▶ Extracted information:
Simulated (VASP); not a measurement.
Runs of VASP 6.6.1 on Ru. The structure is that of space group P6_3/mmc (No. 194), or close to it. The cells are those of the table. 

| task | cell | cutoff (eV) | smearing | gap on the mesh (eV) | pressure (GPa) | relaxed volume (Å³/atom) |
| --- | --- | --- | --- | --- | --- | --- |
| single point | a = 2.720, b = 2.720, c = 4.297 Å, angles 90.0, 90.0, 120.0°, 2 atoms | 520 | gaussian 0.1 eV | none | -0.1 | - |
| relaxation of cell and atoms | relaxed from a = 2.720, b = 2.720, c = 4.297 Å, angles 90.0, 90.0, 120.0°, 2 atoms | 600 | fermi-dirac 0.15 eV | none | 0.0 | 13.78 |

▶ Required action:
Return an exact copy of the listing.

▶ Response area:
Simulated (VASP); not a measurement.
Runs of VASP 6.6.1 on Ru. The structure is that of space group P6_3/mmc (No. 194), or close to it. The cells are those of the table. 

| task | cell | cutoff (eV) | smearing | gap on the mesh (eV) | pressure (GPa) | relaxed volume (Å³/atom) |
| --- | --- | --- | --- | --- | --- | --- |
| single point | a = 2.720, b = 2.720, c = 4.297 Å, angles 90.0, 90.0, 120.0°, 2 atoms | 520 | gaussian 0.1 eV | none | -0.1 | - |
| relaxation of cell and atoms | relaxed from a = 2.720, b = 2.720, c = 4.297 Å, angles 90.0, 90.0, 120.0°, 2 atoms | 600 | fermi-dirac 0.15 eV | none | 0.0 | 13.78 |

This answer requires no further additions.